**Requirement:**
Send back exactly the lines from the opening line of the records below through the one with "Alike in both".

====== Supplied data ======
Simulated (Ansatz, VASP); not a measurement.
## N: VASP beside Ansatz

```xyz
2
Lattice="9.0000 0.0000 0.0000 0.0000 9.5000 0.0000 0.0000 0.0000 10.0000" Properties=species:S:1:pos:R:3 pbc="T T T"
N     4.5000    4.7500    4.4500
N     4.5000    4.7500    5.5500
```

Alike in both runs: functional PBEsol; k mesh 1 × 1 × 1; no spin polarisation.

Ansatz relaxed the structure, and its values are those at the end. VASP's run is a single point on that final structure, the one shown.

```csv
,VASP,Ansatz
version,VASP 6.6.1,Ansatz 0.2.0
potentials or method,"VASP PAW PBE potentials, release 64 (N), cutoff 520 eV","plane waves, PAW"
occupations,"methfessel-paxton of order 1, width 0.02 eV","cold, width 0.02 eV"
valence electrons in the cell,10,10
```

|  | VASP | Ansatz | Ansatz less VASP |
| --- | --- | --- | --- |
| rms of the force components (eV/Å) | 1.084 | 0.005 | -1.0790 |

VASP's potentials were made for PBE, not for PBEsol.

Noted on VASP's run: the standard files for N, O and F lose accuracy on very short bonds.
======

**Exercise solution:**
Simulated (Ansatz, VASP); not a measurement.
## N: VASP beside Ansatz

```xyz
2
Lattice="9.0000 0.0000 0.0000 0.0000 9.5000 0.0000 0.0000 0.0000 10.0000" Properties=species:S:1:pos:R:3 pbc="T T T"
N     4.5000    4.7500    4.4500
N     4.5000    4.7500    5.5500
```

Alike in both runs: functional PBEsol; k mesh 1 × 1 × 1; no spin polarisation.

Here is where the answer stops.